- Available data
------------

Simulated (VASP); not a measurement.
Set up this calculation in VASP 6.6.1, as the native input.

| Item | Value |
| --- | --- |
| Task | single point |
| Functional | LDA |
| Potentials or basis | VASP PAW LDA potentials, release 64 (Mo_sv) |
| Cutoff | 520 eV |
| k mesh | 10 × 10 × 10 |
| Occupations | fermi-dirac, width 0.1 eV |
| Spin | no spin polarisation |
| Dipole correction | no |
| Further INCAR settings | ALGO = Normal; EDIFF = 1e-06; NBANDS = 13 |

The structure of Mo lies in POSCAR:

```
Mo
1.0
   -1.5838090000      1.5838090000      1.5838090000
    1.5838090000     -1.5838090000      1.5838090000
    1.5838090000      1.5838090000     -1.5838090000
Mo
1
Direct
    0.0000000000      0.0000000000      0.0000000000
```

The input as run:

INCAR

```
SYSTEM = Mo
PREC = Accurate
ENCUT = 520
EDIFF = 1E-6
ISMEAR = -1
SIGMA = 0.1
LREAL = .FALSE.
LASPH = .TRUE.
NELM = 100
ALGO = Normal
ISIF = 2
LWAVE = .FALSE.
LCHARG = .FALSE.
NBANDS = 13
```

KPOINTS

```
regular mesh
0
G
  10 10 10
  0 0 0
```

------------

Could you write out, exactly as they stand, only the lines above that begin at the line with "single point |" and stop after the line with "correction | no |"?

- Task output
| Task | single point |
| Functional | LDA |
| Potentials or basis | VASP PAW LDA potentials, release 64 (Mo_sv) |
| Cutoff | 520 eV |
| k mesh | 10 × 10 × 10 |
| Occupations | fermi-dirac, width 0.1 eV |
| Spin | no spin polarisation |
| Dipole correction | no |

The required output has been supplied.